Task item »
After finding the line containing "11 × 11 × 2 |" below, please output that line and each following one through the line containing "Caveats: spin-orbit coupling", exactly as written.

- Opening Delimiter -

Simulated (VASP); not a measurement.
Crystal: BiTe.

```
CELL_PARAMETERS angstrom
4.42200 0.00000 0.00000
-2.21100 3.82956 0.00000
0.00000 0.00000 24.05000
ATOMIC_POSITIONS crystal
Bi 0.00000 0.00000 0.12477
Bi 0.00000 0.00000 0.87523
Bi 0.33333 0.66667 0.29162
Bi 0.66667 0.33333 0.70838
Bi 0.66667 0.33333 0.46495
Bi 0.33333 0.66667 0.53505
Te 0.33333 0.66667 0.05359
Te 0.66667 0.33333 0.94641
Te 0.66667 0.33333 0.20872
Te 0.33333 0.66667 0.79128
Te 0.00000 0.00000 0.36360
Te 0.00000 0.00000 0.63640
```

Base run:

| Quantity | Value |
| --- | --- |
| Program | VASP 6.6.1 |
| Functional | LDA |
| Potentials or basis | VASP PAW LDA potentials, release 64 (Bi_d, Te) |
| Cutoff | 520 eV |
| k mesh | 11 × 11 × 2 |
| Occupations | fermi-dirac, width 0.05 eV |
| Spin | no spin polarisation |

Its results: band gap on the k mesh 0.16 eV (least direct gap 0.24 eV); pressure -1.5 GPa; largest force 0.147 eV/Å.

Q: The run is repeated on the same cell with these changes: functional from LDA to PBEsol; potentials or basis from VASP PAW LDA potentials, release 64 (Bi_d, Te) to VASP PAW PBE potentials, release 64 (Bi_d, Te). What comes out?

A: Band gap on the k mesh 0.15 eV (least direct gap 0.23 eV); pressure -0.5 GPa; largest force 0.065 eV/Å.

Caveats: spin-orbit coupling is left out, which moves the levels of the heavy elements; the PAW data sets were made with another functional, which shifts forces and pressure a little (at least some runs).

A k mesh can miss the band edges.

- Closing Delimiter -

Task answer »
| k mesh | 11 × 11 × 2 |
| Occupations | fermi-dirac, width 0.05 eV |
| Spin | no spin polarisation |

Its results: band gap on the k mesh 0.16 eV (least direct gap 0.24 eV); pressure -1.5 GPa; largest force 0.147 eV/Å.

Q: The run is repeated on the same cell with these changes: functional from LDA to PBEsol; potentials or basis from VASP PAW LDA potentials, release 64 (Bi_d, Te) to VASP PAW PBE potentials, release 64 (Bi_d, Te). What comes out?

A: Band gap on the k mesh 0.15 eV (least direct gap 0.23 eV); pressure -0.5 GPa; largest force 0.065 eV/Å.

Caveats: spin-orbit coupling is left out, which moves the levels of the heavy elements; the PAW data sets were made with another functional, which shifts forces and pressure a little (at least some runs).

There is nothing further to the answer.